Activity: Exactly reproduce the lines from the top of the entries below through the line containing "It took 2.1", with both ends included.

Extracted records:
┏━━
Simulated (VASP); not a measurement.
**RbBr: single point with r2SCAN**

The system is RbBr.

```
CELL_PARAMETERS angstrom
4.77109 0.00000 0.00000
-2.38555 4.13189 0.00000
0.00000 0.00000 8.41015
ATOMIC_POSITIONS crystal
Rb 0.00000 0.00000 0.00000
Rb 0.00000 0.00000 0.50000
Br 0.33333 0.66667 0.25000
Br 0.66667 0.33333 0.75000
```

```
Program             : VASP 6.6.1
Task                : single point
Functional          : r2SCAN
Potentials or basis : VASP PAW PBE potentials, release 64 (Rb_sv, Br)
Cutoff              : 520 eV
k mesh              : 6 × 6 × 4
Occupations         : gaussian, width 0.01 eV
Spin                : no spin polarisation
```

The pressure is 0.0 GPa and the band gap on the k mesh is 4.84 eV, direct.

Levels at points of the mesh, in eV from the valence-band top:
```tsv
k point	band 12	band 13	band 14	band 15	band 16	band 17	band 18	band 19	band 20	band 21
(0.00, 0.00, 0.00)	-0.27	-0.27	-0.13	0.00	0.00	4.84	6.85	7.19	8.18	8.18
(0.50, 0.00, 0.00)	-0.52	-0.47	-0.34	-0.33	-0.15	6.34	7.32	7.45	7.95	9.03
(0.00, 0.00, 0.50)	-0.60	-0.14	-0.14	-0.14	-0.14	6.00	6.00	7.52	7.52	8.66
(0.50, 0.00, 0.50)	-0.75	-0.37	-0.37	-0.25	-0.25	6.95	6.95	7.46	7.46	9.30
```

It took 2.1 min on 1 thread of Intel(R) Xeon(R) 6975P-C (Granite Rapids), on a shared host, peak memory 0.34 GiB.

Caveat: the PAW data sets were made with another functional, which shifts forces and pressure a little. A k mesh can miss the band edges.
┗━━

Response:
Simulated (VASP); not a measurement.
**RbBr: single point with r2SCAN**

The system is RbBr.

```
CELL_PARAMETERS angstrom
4.77109 0.00000 0.00000
-2.38555 4.13189 0.00000
0.00000 0.00000 8.41015
ATOMIC_POSITIONS crystal
Rb 0.00000 0.00000 0.00000
Rb 0.00000 0.00000 0.50000
Br 0.33333 0.66667 0.25000
Br 0.66667 0.33333 0.75000
```

```
Program             : VASP 6.6.1
Task                : single point
Functional          : r2SCAN
Potentials or basis : VASP PAW PBE potentials, release 64 (Rb_sv, Br)
Cutoff              : 520 eV
k mesh              : 6 × 6 × 4
Occupations         : gaussian, width 0.01 eV
Spin                : no spin polarisation
```

The pressure is 0.0 GPa and the band gap on the k mesh is 4.84 eV, direct.

Levels at points of the mesh, in eV from the valence-band top:
```tsv
k point	band 12	band 13	band 14	band 15	band 16	band 17	band 18	band 19	band 20	band 21
(0.00, 0.00, 0.00)	-0.27	-0.27	-0.13	0.00	0.00	4.84	6.85	7.19	8.18	8.18
(0.50, 0.00, 0.00)	-0.52	-0.47	-0.34	-0.33	-0.15	6.34	7.32	7.45	7.95	9.03
(0.00, 0.00, 0.50)	-0.60	-0.14	-0.14	-0.14	-0.14	6.00	6.00	7.52	7.52	8.66
(0.50, 0.00, 0.50)	-0.75	-0.37	-0.37	-0.25	-0.25	6.95	6.95	7.46	7.46	9.30
```

It took 2.1 min on 1 thread of Intel(R) Xeon(R) 6975P-C (Granite Rapids), on a shared host, peak memory 0.34 GiB.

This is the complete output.